**Excerpted data:**
******************************
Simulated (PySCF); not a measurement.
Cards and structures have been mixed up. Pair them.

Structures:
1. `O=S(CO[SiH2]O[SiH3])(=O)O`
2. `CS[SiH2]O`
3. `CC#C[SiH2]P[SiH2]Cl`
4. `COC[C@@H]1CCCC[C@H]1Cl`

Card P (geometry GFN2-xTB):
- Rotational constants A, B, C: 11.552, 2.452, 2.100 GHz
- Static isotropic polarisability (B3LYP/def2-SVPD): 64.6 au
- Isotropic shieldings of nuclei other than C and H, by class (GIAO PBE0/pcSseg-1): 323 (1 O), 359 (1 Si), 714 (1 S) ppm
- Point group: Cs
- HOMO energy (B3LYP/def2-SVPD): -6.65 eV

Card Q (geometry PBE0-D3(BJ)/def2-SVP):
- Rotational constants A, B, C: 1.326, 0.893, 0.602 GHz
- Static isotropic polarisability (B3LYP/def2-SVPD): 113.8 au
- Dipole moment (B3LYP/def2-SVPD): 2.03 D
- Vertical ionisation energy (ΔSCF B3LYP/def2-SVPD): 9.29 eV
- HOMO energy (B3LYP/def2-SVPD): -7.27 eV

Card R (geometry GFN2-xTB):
******************************

**Action item:** Reproduce all the data precisely, word for word.

**Reply:**
Simulated (PySCF); not a measurement.
Cards and structures have been mixed up. Pair them.

Structures:
1. `O=S(CO[SiH2]O[SiH3])(=O)O`
2. `CS[SiH2]O`
3. `CC#C[SiH2]P[SiH2]Cl`
4. `COC[C@@H]1CCCC[C@H]1Cl`

Card P (geometry GFN2-xTB):
- Rotational constants A, B, C: 11.552, 2.452, 2.100 GHz
- Static isotropic polarisability (B3LYP/def2-SVPD): 64.6 au
- Isotropic shieldings of nuclei other than C and H, by class (GIAO PBE0/pcSseg-1): 323 (1 O), 359 (1 Si), 714 (1 S) ppm
- Point group: Cs
- HOMO energy (B3LYP/def2-SVPD): -6.65 eV

Card Q (geometry PBE0-D3(BJ)/def2-SVP):
- Rotational constants A, B, C: 1.326, 0.893, 0.602 GHz
- Static isotropic polarisability (B3LYP/def2-SVPD): 113.8 au
- Dipole moment (B3LYP/def2-SVPD): 2.03 D
- Vertical ionisation energy (ΔSCF B3LYP/def2-SVPD): 9.29 eV
- HOMO energy (B3LYP/def2-SVPD): -7.27 eV

Card R (geometry GFN2-xTB):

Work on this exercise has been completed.